## Assigned task
A full, exact copy of the records below is the required answer.

Segment Open

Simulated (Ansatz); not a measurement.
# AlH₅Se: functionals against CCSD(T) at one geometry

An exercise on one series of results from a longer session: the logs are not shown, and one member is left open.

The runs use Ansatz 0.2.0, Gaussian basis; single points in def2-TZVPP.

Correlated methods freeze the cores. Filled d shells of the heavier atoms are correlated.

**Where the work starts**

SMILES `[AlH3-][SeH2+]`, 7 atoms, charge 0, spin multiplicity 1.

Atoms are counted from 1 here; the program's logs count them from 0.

Segment Closed

## Your response
Simulated (Ansatz); not a measurement.
# AlH₅Se: functionals against CCSD(T) at one geometry

An exercise on one series of results from a longer session: the logs are not shown, and one member is left open.

The runs use Ansatz 0.2.0, Gaussian basis; single points in def2-TZVPP.

Correlated methods freeze the cores. Filled d shells of the heavier atoms are correlated.

**Where the work starts**

SMILES `[AlH3-][SeH2+]`, 7 atoms, charge 0, spin multiplicity 1.

Atoms are counted from 1 here; the program's logs count them from 0.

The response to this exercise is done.